- [Assigned task]
Which lines of the entries below run from the one holding "Two coordinates are" to the one holding "All values below", inclusive? Set down exactly those lines and no others.

- [Records provided]
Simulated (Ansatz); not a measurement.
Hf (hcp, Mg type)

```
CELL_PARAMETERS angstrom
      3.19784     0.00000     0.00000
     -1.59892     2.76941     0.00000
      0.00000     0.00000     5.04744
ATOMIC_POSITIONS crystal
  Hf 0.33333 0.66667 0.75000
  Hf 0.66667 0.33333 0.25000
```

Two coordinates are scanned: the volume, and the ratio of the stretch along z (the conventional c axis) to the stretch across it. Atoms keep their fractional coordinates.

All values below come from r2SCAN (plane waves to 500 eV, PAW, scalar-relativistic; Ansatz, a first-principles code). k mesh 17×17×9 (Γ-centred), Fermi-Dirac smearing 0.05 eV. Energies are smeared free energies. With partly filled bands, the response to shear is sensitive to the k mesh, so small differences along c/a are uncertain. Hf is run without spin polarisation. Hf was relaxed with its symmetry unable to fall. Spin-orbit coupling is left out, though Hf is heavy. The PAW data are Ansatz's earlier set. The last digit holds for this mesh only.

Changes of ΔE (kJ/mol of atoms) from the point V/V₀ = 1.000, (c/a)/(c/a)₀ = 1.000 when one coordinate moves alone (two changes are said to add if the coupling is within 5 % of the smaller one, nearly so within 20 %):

- [Exercise response]
Two coordinates are scanned: the volume, and the ratio of the stretch along z (the conventional c axis) to the stretch across it. Atoms keep their fractional coordinates.

All values below come from r2SCAN (plane waves to 500 eV, PAW, scalar-relativistic; Ansatz, a first-principles code). k mesh 17×17×9 (Γ-centred), Fermi-Dirac smearing 0.05 eV. Energies are smeared free energies. With partly filled bands, the response to shear is sensitive to the k mesh, so small differences along c/a are uncertain. Hf is run without spin polarisation. Hf was relaxed with its symmetry unable to fall. Spin-orbit coupling is left out, though Hf is heavy. The PAW data are Ansatz's earlier set. The last digit holds for this mesh only.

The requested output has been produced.